#### [Requirement]
Restate each of the lines given below, word for word.

**********
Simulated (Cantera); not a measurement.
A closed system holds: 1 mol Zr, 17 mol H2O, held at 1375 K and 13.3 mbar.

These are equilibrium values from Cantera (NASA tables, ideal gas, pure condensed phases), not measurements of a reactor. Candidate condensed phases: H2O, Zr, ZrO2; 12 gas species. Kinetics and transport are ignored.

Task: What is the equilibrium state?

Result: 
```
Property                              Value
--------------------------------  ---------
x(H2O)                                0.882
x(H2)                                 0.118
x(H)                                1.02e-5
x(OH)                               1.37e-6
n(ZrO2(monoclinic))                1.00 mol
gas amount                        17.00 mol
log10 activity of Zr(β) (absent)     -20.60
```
**********

#### [Exercise response]
Simulated (Cantera); not a measurement.
A closed system holds: 1 mol Zr, 17 mol H2O, held at 1375 K and 13.3 mbar.

These are equilibrium values from Cantera (NASA tables, ideal gas, pure condensed phases), not measurements of a reactor. Candidate condensed phases: H2O, Zr, ZrO2; 12 gas species. Kinetics and transport are ignored.

Task: What is the equilibrium state?

Result: 
```
Property                              Value
--------------------------------  ---------
x(H2O)                                0.882
x(H2)                                 0.118
x(H)                                1.02e-5
x(OH)                               1.37e-6
n(ZrO2(monoclinic))                1.00 mol
gas amount                        17.00 mol
log10 activity of Zr(β) (absent)     -20.60
```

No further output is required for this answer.